▶ **Source data**:
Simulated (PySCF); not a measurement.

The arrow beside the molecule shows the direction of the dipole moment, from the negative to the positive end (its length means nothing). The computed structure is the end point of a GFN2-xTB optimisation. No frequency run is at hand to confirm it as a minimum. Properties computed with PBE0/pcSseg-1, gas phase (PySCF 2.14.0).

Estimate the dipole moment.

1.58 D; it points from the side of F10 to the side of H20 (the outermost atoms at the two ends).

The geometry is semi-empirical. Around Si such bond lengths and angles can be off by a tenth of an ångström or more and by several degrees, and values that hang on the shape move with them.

▶ **Required action**: Retype only the lines running from the top of the listing to the line that holds "1.58 D; it points", both ends included.

▶ **Task output**:
Simulated (PySCF); not a measurement.

The arrow beside the molecule shows the direction of the dipole moment, from the negative to the positive end (its length means nothing). The computed structure is the end point of a GFN2-xTB optimisation. No frequency run is at hand to confirm it as a minimum. Properties computed with PBE0/pcSseg-1, gas phase (PySCF 2.14.0).

Estimate the dipole moment.

1.58 D; it points from the side of F10 to the side of H20 (the outermost atoms at the two ends).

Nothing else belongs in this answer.